* [Given entries]
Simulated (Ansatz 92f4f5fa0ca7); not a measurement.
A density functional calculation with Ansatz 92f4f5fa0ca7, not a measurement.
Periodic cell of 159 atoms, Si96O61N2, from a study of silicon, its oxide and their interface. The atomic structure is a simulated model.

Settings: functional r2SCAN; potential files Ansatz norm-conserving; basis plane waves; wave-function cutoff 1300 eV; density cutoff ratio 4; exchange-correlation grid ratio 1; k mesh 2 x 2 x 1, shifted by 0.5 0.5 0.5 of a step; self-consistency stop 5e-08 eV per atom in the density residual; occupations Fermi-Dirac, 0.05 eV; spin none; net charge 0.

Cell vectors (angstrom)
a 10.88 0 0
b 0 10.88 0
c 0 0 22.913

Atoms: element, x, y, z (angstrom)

* [Work order] Reproduce each entry above without a single difference.

* [Response area]
Simulated (Ansatz 92f4f5fa0ca7); not a measurement.
A density functional calculation with Ansatz 92f4f5fa0ca7, not a measurement.
Periodic cell of 159 atoms, Si96O61N2, from a study of silicon, its oxide and their interface. The atomic structure is a simulated model.

Settings: functional r2SCAN; potential files Ansatz norm-conserving; basis plane waves; wave-function cutoff 1300 eV; density cutoff ratio 4; exchange-correlation grid ratio 1; k mesh 2 x 2 x 1, shifted by 0.5 0.5 0.5 of a step; self-consistency stop 5e-08 eV per atom in the density residual; occupations Fermi-Dirac, 0.05 eV; spin none; net charge 0.

Cell vectors (angstrom)
a 10.88 0 0
b 0 10.88 0
c 0 0 22.913

Atoms: element, x, y, z (angstrom)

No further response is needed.